→ Action item
Please repeat all the entries. Nothing may differ.

******************************

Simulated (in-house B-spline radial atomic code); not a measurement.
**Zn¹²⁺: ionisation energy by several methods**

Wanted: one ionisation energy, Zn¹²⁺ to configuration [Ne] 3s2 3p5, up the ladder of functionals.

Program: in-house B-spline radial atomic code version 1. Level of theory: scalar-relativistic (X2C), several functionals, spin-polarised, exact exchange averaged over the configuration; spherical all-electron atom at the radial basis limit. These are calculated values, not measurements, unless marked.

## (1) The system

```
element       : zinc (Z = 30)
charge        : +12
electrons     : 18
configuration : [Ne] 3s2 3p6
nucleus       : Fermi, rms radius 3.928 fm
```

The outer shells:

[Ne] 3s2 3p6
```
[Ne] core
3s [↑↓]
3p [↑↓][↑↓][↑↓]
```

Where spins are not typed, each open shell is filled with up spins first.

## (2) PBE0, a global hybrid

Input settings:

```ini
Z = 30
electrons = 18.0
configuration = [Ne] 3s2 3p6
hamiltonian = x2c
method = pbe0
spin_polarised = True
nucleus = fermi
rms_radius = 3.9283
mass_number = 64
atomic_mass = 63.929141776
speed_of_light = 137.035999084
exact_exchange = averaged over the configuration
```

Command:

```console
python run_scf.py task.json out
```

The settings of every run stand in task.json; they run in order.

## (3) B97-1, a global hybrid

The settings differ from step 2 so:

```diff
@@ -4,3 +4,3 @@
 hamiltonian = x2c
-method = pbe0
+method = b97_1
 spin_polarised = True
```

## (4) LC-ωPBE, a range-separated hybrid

******************************

→ Answer box
Simulated (in-house B-spline radial atomic code); not a measurement.
**Zn¹²⁺: ionisation energy by several methods**

Wanted: one ionisation energy, Zn¹²⁺ to configuration [Ne] 3s2 3p5, up the ladder of functionals.

Program: in-house B-spline radial atomic code version 1. Level of theory: scalar-relativistic (X2C), several functionals, spin-polarised, exact exchange averaged over the configuration; spherical all-electron atom at the radial basis limit. These are calculated values, not measurements, unless marked.

## (1) The system

```
element       : zinc (Z = 30)
charge        : +12
electrons     : 18
configuration : [Ne] 3s2 3p6
nucleus       : Fermi, rms radius 3.928 fm
```

The outer shells:

[Ne] 3s2 3p6
```
[Ne] core
3s [↑↓]
3p [↑↓][↑↓][↑↓]
```

Where spins are not typed, each open shell is filled with up spins first.

## (2) PBE0, a global hybrid

Input settings:

```ini
Z = 30
electrons = 18.0
configuration = [Ne] 3s2 3p6
hamiltonian = x2c
method = pbe0
spin_polarised = True
nucleus = fermi
rms_radius = 3.9283
mass_number = 64
atomic_mass = 63.929141776
speed_of_light = 137.035999084
exact_exchange = averaged over the configuration
```

Command:

```console
python run_scf.py task.json out
```

The settings of every run stand in task.json; they run in order.

## (3) B97-1, a global hybrid

The settings differ from step 2 so:

```diff
@@ -4,3 +4,3 @@
 hamiltonian = x2c
-method = pbe0
+method = b97_1
 spin_polarised = True
```

## (4) LC-ωPBE, a range-separated hybrid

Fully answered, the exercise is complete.